## REQUIREMENT
Each line of the listing below, from the very first to the one that contains "D (4.05 eV), C", is to be retyped exactly as it stands.

## RECORD SET
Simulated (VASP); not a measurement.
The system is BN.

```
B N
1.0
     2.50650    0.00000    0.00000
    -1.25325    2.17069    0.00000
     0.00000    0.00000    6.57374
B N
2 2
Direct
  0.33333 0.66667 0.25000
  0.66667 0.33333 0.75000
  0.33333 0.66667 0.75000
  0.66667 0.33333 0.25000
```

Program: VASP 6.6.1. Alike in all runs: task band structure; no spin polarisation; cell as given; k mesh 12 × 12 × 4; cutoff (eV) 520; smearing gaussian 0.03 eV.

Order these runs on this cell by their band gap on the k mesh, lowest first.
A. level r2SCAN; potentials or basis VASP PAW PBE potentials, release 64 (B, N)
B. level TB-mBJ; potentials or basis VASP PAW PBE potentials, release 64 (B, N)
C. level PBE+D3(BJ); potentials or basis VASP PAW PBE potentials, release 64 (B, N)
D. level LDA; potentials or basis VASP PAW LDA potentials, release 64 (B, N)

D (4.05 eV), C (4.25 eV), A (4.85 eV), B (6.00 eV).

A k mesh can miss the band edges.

## TASK SOLUTION
Simulated (VASP); not a measurement.
The system is BN.

```
B N
1.0
     2.50650    0.00000    0.00000
    -1.25325    2.17069    0.00000
     0.00000    0.00000    6.57374
B N
2 2
Direct
  0.33333 0.66667 0.25000
  0.66667 0.33333 0.75000
  0.33333 0.66667 0.75000
  0.66667 0.33333 0.25000
```

Program: VASP 6.6.1. Alike in all runs: task band structure; no spin polarisation; cell as given; k mesh 12 × 12 × 4; cutoff (eV) 520; smearing gaussian 0.03 eV.

Order these runs on this cell by their band gap on the k mesh, lowest first.
A. level r2SCAN; potentials or basis VASP PAW PBE potentials, release 64 (B, N)
B. level TB-mBJ; potentials or basis VASP PAW PBE potentials, release 64 (B, N)
C. level PBE+D3(BJ); potentials or basis VASP PAW PBE potentials, release 64 (B, N)
D. level LDA; potentials or basis VASP PAW LDA potentials, release 64 (B, N)

D (4.05 eV), C (4.25 eV), A (4.85 eV), B (6.00 eV).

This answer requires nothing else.